* **Exercise**
Exactly the lines from the opening of the data through the line containing "6.04 | 11.15 |" should be reproduced, please, with nothing added.

****************
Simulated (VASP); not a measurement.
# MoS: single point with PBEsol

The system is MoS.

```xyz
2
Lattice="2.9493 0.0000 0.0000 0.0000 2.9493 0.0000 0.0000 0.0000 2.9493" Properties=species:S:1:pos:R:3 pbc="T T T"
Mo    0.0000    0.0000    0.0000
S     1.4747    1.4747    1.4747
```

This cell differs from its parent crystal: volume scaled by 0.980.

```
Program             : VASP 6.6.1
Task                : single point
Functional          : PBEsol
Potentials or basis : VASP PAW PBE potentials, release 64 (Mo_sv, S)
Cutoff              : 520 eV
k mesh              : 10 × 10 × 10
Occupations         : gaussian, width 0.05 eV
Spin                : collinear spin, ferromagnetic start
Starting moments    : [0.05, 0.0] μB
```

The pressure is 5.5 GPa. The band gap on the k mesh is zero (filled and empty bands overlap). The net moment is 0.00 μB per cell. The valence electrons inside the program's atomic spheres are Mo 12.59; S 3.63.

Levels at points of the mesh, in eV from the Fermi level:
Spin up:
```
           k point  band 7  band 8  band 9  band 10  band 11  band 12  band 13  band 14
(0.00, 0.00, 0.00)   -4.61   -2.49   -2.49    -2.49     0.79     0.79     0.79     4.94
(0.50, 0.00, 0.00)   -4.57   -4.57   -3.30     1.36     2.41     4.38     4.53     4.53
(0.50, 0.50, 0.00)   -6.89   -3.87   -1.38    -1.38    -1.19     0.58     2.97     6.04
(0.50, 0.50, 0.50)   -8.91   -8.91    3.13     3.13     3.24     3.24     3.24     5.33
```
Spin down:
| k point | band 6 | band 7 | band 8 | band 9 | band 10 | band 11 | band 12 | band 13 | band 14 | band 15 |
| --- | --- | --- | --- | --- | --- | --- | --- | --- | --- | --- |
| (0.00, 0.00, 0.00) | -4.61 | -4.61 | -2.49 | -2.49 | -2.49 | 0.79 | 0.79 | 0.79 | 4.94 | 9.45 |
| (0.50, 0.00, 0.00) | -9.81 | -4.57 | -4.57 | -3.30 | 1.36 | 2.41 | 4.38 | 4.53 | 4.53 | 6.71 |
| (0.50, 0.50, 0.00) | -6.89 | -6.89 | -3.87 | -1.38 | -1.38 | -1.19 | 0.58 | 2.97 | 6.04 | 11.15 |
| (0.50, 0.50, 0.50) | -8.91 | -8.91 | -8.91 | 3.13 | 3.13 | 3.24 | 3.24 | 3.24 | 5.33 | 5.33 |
****************

* **Task response**
Simulated (VASP); not a measurement.
# MoS: single point with PBEsol

The system is MoS.

```xyz
2
Lattice="2.9493 0.0000 0.0000 0.0000 2.9493 0.0000 0.0000 0.0000 2.9493" Properties=species:S:1:pos:R:3 pbc="T T T"
Mo    0.0000    0.0000    0.0000
S     1.4747    1.4747    1.4747
```

This cell differs from its parent crystal: volume scaled by 0.980.

```
Program             : VASP 6.6.1
Task                : single point
Functional          : PBEsol
Potentials or basis : VASP PAW PBE potentials, release 64 (Mo_sv, S)
Cutoff              : 520 eV
k mesh              : 10 × 10 × 10
Occupations         : gaussian, width 0.05 eV
Spin                : collinear spin, ferromagnetic start
Starting moments    : [0.05, 0.0] μB
```

The pressure is 5.5 GPa. The band gap on the k mesh is zero (filled and empty bands overlap). The net moment is 0.00 μB per cell. The valence electrons inside the program's atomic spheres are Mo 12.59; S 3.63.

Levels at points of the mesh, in eV from the Fermi level:
Spin up:
```
           k point  band 7  band 8  band 9  band 10  band 11  band 12  band 13  band 14
(0.00, 0.00, 0.00)   -4.61   -2.49   -2.49    -2.49     0.79     0.79     0.79     4.94
(0.50, 0.00, 0.00)   -4.57   -4.57   -3.30     1.36     2.41     4.38     4.53     4.53
(0.50, 0.50, 0.00)   -6.89   -3.87   -1.38    -1.38    -1.19     0.58     2.97     6.04
(0.50, 0.50, 0.50)   -8.91   -8.91    3.13     3.13     3.24     3.24     3.24     5.33
```
Spin down:
| k point | band 6 | band 7 | band 8 | band 9 | band 10 | band 11 | band 12 | band 13 | band 14 | band 15 |
| --- | --- | --- | --- | --- | --- | --- | --- | --- | --- | --- |
| (0.00, 0.00, 0.00) | -4.61 | -4.61 | -2.49 | -2.49 | -2.49 | 0.79 | 0.79 | 0.79 | 4.94 | 9.45 |
| (0.50, 0.00, 0.00) | -9.81 | -4.57 | -4.57 | -3.30 | 1.36 | 2.41 | 4.38 | 4.53 | 4.53 | 6.71 |
| (0.50, 0.50, 0.00) | -6.89 | -6.89 | -3.87 | -1.38 | -1.38 | -1.19 | 0.58 | 2.97 | 6.04 | 11.15 |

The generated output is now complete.